Excerpted records:
=== Section Start ===

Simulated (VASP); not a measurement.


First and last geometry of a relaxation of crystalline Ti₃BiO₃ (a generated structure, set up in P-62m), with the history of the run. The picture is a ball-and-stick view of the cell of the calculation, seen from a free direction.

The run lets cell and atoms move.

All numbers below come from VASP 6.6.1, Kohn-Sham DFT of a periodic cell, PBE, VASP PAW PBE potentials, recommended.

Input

=== Section End ===

Assigned task: Each record must be output exactly, with none omitted.

Exercise solution:
Simulated (VASP); not a measurement.


First and last geometry of a relaxation of crystalline Ti₃BiO₃ (a generated structure, set up in P-62m), with the history of the run. The picture is a ball-and-stick view of the cell of the calculation, seen from a free direction.

The run lets cell and atoms move.

All numbers below come from VASP 6.6.1, Kohn-Sham DFT of a periodic cell, PBE, VASP PAW PBE potentials, recommended.

Input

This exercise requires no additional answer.